• _Work item_: Starting at the top of the entries below, print each line exactly until the line with "Core potentials replace" has been printed too.

• _Data for analysis_:
──────────────────────────────

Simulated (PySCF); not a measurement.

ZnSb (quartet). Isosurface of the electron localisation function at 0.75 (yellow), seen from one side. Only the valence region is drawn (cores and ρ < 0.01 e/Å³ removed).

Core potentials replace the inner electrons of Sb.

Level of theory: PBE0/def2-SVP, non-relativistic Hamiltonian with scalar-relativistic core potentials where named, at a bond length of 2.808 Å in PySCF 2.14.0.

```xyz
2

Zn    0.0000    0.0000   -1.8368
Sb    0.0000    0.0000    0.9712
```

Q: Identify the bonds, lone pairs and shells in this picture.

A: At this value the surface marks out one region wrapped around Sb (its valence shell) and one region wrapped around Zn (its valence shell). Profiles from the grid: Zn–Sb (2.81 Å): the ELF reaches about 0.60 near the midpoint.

──────────────────────────────

• _Task solution_:
Simulated (PySCF); not a measurement.

ZnSb (quartet). Isosurface of the electron localisation function at 0.75 (yellow), seen from one side. Only the valence region is drawn (cores and ρ < 0.01 e/Å³ removed).

Core potentials replace the inner electrons of Sb.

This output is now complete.